━━ Records shown ━━

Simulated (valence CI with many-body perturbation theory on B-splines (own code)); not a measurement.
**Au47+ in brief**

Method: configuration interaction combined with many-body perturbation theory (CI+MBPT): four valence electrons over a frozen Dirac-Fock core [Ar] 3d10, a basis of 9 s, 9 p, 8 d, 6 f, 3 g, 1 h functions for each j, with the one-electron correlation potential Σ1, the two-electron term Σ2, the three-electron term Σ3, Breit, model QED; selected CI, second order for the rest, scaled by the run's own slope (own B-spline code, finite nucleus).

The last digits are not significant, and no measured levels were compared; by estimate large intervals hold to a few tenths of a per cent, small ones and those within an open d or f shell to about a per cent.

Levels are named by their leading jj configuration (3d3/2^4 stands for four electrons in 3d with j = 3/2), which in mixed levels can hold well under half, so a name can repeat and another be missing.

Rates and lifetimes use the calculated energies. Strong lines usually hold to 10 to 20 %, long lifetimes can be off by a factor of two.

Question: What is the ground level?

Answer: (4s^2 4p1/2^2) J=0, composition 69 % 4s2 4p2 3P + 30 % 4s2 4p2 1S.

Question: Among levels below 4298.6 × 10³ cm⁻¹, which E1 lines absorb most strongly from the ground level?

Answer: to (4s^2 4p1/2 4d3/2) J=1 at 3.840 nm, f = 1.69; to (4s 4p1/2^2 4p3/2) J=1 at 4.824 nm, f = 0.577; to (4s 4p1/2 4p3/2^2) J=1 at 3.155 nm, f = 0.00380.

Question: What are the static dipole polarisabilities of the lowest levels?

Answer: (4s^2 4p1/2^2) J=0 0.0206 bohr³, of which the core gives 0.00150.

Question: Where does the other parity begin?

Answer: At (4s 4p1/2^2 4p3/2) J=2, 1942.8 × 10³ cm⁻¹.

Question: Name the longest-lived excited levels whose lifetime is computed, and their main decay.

━━━

### Brief
Each line from the top of the entries above through the line containing "Rates and lifetimes" must be transcribed exactly, and no other line may appear.

### Worked solution
Simulated (valence CI with many-body perturbation theory on B-splines (own code)); not a measurement.
**Au47+ in brief**

Method: configuration interaction combined with many-body perturbation theory (CI+MBPT): four valence electrons over a frozen Dirac-Fock core [Ar] 3d10, a basis of 9 s, 9 p, 8 d, 6 f, 3 g, 1 h functions for each j, with the one-electron correlation potential Σ1, the two-electron term Σ2, the three-electron term Σ3, Breit, model QED; selected CI, second order for the rest, scaled by the run's own slope (own B-spline code, finite nucleus).

The last digits are not significant, and no measured levels were compared; by estimate large intervals hold to a few tenths of a per cent, small ones and those within an open d or f shell to about a per cent.

Levels are named by their leading jj configuration (3d3/2^4 stands for four electrons in 3d with j = 3/2), which in mixed levels can hold well under half, so a name can repeat and another be missing.

Rates and lifetimes use the calculated energies. Strong lines usually hold to 10 to 20 %, long lifetimes can be off by a factor of two.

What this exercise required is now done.